(Beginning of Dataset entries)

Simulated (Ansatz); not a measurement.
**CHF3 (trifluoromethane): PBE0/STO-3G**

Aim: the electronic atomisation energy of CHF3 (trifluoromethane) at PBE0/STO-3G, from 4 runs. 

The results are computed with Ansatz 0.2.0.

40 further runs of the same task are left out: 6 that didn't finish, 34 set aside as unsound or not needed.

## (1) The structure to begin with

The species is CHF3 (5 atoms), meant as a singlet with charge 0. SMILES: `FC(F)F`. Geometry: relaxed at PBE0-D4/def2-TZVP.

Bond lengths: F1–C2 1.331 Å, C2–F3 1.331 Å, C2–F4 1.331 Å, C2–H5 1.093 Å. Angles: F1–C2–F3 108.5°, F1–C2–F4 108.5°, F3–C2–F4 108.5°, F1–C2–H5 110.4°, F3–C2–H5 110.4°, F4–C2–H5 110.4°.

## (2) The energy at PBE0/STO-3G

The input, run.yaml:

(End of Dataset entries)

- [Requirement]
Keeping each word as it stands, transcribe every entry.

- [Exercise output]
Simulated (Ansatz); not a measurement.
**CHF3 (trifluoromethane): PBE0/STO-3G**

Aim: the electronic atomisation energy of CHF3 (trifluoromethane) at PBE0/STO-3G, from 4 runs. 

The results are computed with Ansatz 0.2.0.

40 further runs of the same task are left out: 6 that didn't finish, 34 set aside as unsound or not needed.

## (1) The structure to begin with

The species is CHF3 (5 atoms), meant as a singlet with charge 0. SMILES: `FC(F)F`. Geometry: relaxed at PBE0-D4/def2-TZVP.

Bond lengths: F1–C2 1.331 Å, C2–F3 1.331 Å, C2–F4 1.331 Å, C2–H5 1.093 Å. Angles: F1–C2–F3 108.5°, F1–C2–F4 108.5°, F3–C2–F4 108.5°, F1–C2–H5 110.4°, F3–C2–H5 110.4°, F4–C2–H5 110.4°.

## (2) The energy at PBE0/STO-3G

The input, run.yaml:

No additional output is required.